▶ [DATASET]:
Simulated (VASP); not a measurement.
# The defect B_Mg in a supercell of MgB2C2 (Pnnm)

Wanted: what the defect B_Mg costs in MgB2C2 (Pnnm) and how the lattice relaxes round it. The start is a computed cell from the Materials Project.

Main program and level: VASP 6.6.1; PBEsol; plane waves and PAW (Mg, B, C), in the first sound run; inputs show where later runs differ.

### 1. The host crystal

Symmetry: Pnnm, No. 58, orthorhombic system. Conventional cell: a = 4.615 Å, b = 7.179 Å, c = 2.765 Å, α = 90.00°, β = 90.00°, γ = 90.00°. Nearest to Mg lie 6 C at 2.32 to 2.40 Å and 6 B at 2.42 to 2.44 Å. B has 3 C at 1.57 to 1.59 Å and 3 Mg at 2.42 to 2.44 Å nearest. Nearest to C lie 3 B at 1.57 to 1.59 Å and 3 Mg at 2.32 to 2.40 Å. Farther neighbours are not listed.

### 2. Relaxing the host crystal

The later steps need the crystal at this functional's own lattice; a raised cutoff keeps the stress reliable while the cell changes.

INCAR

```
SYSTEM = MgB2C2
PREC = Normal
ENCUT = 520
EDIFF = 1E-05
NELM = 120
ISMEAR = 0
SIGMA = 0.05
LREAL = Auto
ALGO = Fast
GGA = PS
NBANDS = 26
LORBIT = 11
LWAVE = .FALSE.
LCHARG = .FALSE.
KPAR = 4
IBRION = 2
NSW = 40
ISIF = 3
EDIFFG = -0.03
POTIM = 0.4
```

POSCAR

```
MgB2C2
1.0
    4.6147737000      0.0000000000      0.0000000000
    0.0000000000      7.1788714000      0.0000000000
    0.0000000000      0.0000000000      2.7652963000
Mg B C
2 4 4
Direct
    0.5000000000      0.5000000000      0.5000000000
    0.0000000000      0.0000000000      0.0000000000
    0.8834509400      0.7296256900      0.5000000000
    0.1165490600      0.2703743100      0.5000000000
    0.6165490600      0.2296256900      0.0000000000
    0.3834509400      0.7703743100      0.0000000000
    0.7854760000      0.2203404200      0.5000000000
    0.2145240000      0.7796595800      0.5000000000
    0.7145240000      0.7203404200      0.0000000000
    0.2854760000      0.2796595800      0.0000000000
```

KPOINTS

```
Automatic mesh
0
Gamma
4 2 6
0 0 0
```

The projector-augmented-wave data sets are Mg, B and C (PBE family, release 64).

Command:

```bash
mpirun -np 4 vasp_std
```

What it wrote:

▶ [TASK ITEM]:
Print only these lines, please. They run from the start of the entries above to the line containing "Wanted: what the", both ends included, and must match exactly.

▶ [EXERCISE SOLUTION]:
Simulated (VASP); not a measurement.
# The defect B_Mg in a supercell of MgB2C2 (Pnnm)

Wanted: what the defect B_Mg costs in MgB2C2 (Pnnm) and how the lattice relaxes round it. The start is a computed cell from the Materials Project.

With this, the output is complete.